══════════════════════════════

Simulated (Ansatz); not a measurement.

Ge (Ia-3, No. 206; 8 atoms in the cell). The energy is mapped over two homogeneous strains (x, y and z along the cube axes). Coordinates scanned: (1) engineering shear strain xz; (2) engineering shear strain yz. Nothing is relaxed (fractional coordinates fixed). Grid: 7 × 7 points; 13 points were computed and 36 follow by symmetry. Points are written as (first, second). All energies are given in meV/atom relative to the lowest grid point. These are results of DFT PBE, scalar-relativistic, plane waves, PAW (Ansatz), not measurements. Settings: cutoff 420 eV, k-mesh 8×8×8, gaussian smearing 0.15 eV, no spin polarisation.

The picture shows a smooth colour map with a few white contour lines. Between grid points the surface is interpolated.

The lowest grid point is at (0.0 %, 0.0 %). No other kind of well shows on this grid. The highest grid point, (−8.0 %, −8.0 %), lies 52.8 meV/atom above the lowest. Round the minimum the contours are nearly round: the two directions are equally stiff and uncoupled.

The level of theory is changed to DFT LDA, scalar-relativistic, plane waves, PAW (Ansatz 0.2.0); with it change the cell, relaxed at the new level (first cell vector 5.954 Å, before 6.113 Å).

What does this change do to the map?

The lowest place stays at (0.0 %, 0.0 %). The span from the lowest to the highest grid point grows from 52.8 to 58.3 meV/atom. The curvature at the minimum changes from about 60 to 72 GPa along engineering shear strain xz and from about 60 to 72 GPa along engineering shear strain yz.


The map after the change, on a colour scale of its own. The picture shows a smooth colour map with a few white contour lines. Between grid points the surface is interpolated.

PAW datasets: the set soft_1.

══════════════════════════════

• **Required action**
The required output is every line above from the one with "The lowest place" down to the one with "The map after", restated word for word, ends included.

• **Solution**
The lowest place stays at (0.0 %, 0.0 %). The span from the lowest to the highest grid point grows from 52.8 to 58.3 meV/atom. The curvature at the minimum changes from about 60 to 72 GPa along engineering shear strain xz and from about 60 to 72 GPa along engineering shear strain yz.


The map after the change, on a colour scale of its own. The picture shows a smooth colour map with a few white contour lines. Between grid points the surface is interpolated.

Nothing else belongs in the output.